──────── Source material ────────
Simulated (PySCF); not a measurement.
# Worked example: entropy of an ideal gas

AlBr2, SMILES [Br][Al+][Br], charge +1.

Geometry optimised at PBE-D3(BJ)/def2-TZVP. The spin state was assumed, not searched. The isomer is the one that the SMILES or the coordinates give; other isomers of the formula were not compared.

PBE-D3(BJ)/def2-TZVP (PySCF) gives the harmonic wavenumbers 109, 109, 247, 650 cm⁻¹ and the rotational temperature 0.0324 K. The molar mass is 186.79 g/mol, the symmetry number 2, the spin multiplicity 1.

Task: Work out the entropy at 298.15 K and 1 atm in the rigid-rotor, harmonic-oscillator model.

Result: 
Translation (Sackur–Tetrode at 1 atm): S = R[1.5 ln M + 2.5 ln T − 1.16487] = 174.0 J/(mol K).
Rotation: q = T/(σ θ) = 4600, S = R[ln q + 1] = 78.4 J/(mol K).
────────

* _Required action_:
Start with the line above that contains "# Worked example: entropy of an ideal gas" and stop after the line that contains "PBE-D3(BJ)/def2-TZVP (PySCF) gives". Output those lines exactly, and only those.

* _Response_:
# Worked example: entropy of an ideal gas

AlBr2, SMILES [Br][Al+][Br], charge +1.

Geometry optimised at PBE-D3(BJ)/def2-TZVP. The spin state was assumed, not searched. The isomer is the one that the SMILES or the coordinates give; other isomers of the formula were not compared.

PBE-D3(BJ)/def2-TZVP (PySCF) gives the harmonic wavenumbers 109, 109, 247, 650 cm⁻¹ and the rotational temperature 0.0324 K. The molar mass is 186.79 g/mol, the symmetry number 2, the spin multiplicity 1.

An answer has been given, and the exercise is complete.